TASK ITEM: Without changing anything, reproduce every record below.

======

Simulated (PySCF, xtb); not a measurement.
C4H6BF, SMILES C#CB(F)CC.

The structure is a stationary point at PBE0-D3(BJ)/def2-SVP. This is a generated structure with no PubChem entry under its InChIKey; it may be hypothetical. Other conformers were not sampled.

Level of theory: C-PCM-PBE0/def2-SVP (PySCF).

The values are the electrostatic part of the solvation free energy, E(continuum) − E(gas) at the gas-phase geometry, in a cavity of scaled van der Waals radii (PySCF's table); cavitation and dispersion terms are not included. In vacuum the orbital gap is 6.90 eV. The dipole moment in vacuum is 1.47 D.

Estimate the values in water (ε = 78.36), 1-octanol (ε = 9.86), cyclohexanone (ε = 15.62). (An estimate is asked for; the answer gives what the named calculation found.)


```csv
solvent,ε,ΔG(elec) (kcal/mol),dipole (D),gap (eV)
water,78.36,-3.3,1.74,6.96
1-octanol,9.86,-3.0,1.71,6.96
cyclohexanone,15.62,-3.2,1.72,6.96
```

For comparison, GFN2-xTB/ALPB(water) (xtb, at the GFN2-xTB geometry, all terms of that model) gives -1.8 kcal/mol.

======

RESPONSE AREA:
Simulated (PySCF, xtb); not a measurement.
C4H6BF, SMILES C#CB(F)CC.

The structure is a stationary point at PBE0-D3(BJ)/def2-SVP. This is a generated structure with no PubChem entry under its InChIKey; it may be hypothetical. Other conformers were not sampled.

Level of theory: C-PCM-PBE0/def2-SVP (PySCF).

The values are the electrostatic part of the solvation free energy, E(continuum) − E(gas) at the gas-phase geometry, in a cavity of scaled van der Waals radii (PySCF's table); cavitation and dispersion terms are not included. In vacuum the orbital gap is 6.90 eV. The dipole moment in vacuum is 1.47 D.

Estimate the values in water (ε = 78.36), 1-octanol (ε = 9.86), cyclohexanone (ε = 15.62). (An estimate is asked for; the answer gives what the named calculation found.)


```csv
solvent,ε,ΔG(elec) (kcal/mol),dipole (D),gap (eV)
water,78.36,-3.3,1.74,6.96
1-octanol,9.86,-3.0,1.71,6.96
cyclohexanone,15.62,-3.2,1.72,6.96
```

For comparison, GFN2-xTB/ALPB(water) (xtb, at the GFN2-xTB geometry, all terms of that model) gives -1.8 kcal/mol.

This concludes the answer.